Assigned task:
All lines up to and including the one that contains "(1) 15.74 Å³/atom." are to be transcribed exactly, starting from the first line of the records.

▼

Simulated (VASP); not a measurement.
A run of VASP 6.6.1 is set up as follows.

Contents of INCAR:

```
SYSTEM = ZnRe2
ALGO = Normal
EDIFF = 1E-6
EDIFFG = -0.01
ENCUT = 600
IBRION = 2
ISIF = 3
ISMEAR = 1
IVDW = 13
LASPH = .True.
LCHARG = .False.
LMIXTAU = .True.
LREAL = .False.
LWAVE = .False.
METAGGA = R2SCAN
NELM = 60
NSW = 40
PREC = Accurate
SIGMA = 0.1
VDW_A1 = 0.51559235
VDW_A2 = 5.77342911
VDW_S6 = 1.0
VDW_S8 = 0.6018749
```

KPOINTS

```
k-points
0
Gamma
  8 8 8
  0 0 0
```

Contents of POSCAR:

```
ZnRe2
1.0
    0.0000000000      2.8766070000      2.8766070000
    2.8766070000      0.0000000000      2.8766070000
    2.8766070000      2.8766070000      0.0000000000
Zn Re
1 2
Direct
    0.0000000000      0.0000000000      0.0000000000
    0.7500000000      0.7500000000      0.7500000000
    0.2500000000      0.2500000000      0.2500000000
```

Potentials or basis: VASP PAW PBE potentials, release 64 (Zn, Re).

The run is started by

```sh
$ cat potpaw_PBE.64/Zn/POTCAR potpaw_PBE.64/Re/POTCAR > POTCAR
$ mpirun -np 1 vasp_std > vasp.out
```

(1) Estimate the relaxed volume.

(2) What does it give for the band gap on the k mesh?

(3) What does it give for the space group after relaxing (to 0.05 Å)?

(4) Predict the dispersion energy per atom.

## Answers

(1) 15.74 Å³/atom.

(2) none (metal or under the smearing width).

▲

Response box:
Simulated (VASP); not a measurement.
A run of VASP 6.6.1 is set up as follows.

Contents of INCAR:

```
SYSTEM = ZnRe2
ALGO = Normal
EDIFF = 1E-6
EDIFFG = -0.01
ENCUT = 600
IBRION = 2
ISIF = 3
ISMEAR = 1
IVDW = 13
LASPH = .True.
LCHARG = .False.
LMIXTAU = .True.
LREAL = .False.
LWAVE = .False.
METAGGA = R2SCAN
NELM = 60
NSW = 40
PREC = Accurate
SIGMA = 0.1
VDW_A1 = 0.51559235
VDW_A2 = 5.77342911
VDW_S6 = 1.0
VDW_S8 = 0.6018749
```

KPOINTS

```
k-points
0
Gamma
  8 8 8
  0 0 0
```

Contents of POSCAR:

```
ZnRe2
1.0
    0.0000000000      2.8766070000      2.8766070000
    2.8766070000      0.0000000000      2.8766070000
    2.8766070000      2.8766070000      0.0000000000
Zn Re
1 2
Direct
    0.0000000000      0.0000000000      0.0000000000
    0.7500000000      0.7500000000      0.7500000000
    0.2500000000      0.2500000000      0.2500000000
```

Potentials or basis: VASP PAW PBE potentials, release 64 (Zn, Re).

The run is started by

```sh
$ cat potpaw_PBE.64/Zn/POTCAR potpaw_PBE.64/Re/POTCAR > POTCAR
$ mpirun -np 1 vasp_std > vasp.out
```

(1) Estimate the relaxed volume.

(2) What does it give for the band gap on the k mesh?

(3) What does it give for the space group after relaxing (to 0.05 Å)?

(4) Predict the dispersion energy per atom.

## Answers

(1) 15.74 Å³/atom.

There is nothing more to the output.